## ACTION ITEM
Nothing may be dropped or altered: reproduce all the data.

## DATA FOR REVIEW
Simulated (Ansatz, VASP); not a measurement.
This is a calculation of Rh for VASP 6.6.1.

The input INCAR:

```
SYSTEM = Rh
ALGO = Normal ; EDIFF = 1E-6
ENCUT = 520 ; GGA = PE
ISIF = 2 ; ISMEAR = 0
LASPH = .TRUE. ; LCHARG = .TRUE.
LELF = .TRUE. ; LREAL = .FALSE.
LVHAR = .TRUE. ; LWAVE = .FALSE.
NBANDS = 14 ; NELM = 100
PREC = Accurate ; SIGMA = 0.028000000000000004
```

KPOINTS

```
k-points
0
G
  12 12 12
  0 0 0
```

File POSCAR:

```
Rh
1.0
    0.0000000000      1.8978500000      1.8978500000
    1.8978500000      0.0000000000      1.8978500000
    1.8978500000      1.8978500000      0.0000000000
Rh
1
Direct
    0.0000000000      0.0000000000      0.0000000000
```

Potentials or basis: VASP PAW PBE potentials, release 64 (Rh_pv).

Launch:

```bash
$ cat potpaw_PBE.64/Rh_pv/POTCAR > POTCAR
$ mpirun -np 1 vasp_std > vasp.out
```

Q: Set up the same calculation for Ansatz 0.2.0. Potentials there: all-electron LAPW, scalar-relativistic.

## YOUR SOLUTION
Simulated (Ansatz, VASP); not a measurement.
This is a calculation of Rh for VASP 6.6.1.

The input INCAR:

```
SYSTEM = Rh
ALGO = Normal ; EDIFF = 1E-6
ENCUT = 520 ; GGA = PE
ISIF = 2 ; ISMEAR = 0
LASPH = .TRUE. ; LCHARG = .TRUE.
LELF = .TRUE. ; LREAL = .FALSE.
LVHAR = .TRUE. ; LWAVE = .FALSE.
NBANDS = 14 ; NELM = 100
PREC = Accurate ; SIGMA = 0.028000000000000004
```

KPOINTS

```
k-points
0
G
  12 12 12
  0 0 0
```

File POSCAR:

```
Rh
1.0
    0.0000000000      1.8978500000      1.8978500000
    1.8978500000      0.0000000000      1.8978500000
    1.8978500000      1.8978500000      0.0000000000
Rh
1
Direct
    0.0000000000      0.0000000000      0.0000000000
```

Potentials or basis: VASP PAW PBE potentials, release 64 (Rh_pv).

Launch:

```bash
$ cat potpaw_PBE.64/Rh_pv/POTCAR > POTCAR
$ mpirun -np 1 vasp_std > vasp.out
```

Q: Set up the same calculation for Ansatz 0.2.0. Potentials there: all-electron LAPW, scalar-relativistic.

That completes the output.